* [Listed entries]:
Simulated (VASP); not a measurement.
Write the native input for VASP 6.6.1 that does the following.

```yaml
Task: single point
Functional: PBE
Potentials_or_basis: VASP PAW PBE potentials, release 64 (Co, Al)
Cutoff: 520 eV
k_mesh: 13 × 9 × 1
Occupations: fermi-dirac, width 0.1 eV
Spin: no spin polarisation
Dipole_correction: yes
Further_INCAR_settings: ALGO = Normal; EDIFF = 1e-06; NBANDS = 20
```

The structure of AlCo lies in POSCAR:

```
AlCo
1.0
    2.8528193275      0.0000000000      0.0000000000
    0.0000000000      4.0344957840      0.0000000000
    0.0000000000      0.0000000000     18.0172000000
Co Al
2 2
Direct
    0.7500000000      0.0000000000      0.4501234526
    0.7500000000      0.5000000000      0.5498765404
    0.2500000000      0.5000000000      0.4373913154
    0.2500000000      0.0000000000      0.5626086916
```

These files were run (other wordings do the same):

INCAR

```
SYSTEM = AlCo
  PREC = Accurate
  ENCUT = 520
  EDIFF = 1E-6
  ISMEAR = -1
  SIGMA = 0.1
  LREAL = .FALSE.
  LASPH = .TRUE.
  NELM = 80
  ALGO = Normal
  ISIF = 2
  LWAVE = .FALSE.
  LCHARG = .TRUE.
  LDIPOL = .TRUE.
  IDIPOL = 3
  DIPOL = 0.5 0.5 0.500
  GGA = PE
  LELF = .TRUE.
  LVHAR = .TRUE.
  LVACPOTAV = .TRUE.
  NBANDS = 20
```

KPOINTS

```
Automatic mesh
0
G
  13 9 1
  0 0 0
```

* [Exercise]: Give the listing again in full, and make every line match exactly.

* [Answer section]:
Simulated (VASP); not a measurement.
Write the native input for VASP 6.6.1 that does the following.

```yaml
Task: single point
Functional: PBE
Potentials_or_basis: VASP PAW PBE potentials, release 64 (Co, Al)
Cutoff: 520 eV
k_mesh: 13 × 9 × 1
Occupations: fermi-dirac, width 0.1 eV
Spin: no spin polarisation
Dipole_correction: yes
Further_INCAR_settings: ALGO = Normal; EDIFF = 1e-06; NBANDS = 20
```

The structure of AlCo lies in POSCAR:

```
AlCo
1.0
    2.8528193275      0.0000000000      0.0000000000
    0.0000000000      4.0344957840      0.0000000000
    0.0000000000      0.0000000000     18.0172000000
Co Al
2 2
Direct
    0.7500000000      0.0000000000      0.4501234526
    0.7500000000      0.5000000000      0.5498765404
    0.2500000000      0.5000000000      0.4373913154
    0.2500000000      0.0000000000      0.5626086916
```

These files were run (other wordings do the same):

INCAR

```
SYSTEM = AlCo
  PREC = Accurate
  ENCUT = 520
  EDIFF = 1E-6
  ISMEAR = -1
  SIGMA = 0.1
  LREAL = .FALSE.
  LASPH = .TRUE.
  NELM = 80
  ALGO = Normal
  ISIF = 2
  LWAVE = .FALSE.
  LCHARG = .TRUE.
  LDIPOL = .TRUE.
  IDIPOL = 3
  DIPOL = 0.5 0.5 0.500
  GGA = PE
  LELF = .TRUE.
  LVHAR = .TRUE.
  LVACPOTAV = .TRUE.
  NBANDS = 20
```

KPOINTS

```
Automatic mesh
0
G
  13 9 1
  0 0 0
```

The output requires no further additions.